───── INFORMATION GIVEN
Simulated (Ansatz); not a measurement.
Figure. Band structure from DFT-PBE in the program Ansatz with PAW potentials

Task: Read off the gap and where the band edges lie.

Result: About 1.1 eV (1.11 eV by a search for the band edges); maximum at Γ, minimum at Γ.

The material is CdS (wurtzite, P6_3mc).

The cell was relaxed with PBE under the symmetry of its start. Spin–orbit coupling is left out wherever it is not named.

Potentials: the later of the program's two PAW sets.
──────────

> _ASSIGNED TASK_
Each entry needs to be copied out exactly.

> _EXERCISE RESULT_
Simulated (Ansatz); not a measurement.
Figure. Band structure from DFT-PBE in the program Ansatz with PAW potentials

Task: Read off the gap and where the band edges lie.

Result: About 1.1 eV (1.11 eV by a search for the band edges); maximum at Γ, minimum at Γ.

The material is CdS (wurtzite, P6_3mc).

The cell was relaxed with PBE under the symmetry of its start. Spin–orbit coupling is left out wherever it is not named.

Potentials: the later of the program's two PAW sets.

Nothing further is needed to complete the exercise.